**DATA SUPPLIED:**
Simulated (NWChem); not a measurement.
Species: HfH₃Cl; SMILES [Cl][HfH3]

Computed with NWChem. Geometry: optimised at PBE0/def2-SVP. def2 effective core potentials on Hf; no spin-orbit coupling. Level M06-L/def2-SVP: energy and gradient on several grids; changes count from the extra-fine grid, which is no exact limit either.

**WORK TASK:**
Write out the entries verbatim, all of them.

**EXERCISE RESPONSE:**
Simulated (NWChem); not a measurement.
Species: HfH₃Cl; SMILES [Cl][HfH3]

Computed with NWChem. Geometry: optimised at PBE0/def2-SVP. def2 effective core potentials on Hf; no spin-orbit coupling. Level M06-L/def2-SVP: energy and gradient on several grids; changes count from the extra-fine grid, which is no exact limit either.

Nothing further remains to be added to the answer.